**Supplied data:**
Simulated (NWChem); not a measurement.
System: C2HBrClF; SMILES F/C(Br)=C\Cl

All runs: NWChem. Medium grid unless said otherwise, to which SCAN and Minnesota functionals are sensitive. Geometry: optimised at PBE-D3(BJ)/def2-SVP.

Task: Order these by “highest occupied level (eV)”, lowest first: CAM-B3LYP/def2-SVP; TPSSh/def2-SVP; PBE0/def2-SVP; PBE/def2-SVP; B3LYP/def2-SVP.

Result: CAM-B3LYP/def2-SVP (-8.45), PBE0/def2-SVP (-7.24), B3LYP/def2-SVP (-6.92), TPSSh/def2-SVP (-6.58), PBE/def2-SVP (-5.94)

**Assigned task:** From the records above, copy only the lines starting with the line that holds "System: C2HBrClF; SMILES F/C(Br)=C\Cl" and going on through the line that holds "Task: Order these", exactly as written.

**Exercise answer:**
System: C2HBrClF; SMILES F/C(Br)=C\Cl

All runs: NWChem. Medium grid unless said otherwise, to which SCAN and Minnesota functionals are sensitive. Geometry: optimised at PBE-D3(BJ)/def2-SVP.

Task: Order these by “highest occupied level (eV)”, lowest first: CAM-B3LYP/def2-SVP; TPSSh/def2-SVP; PBE0/def2-SVP; PBE/def2-SVP; B3LYP/def2-SVP.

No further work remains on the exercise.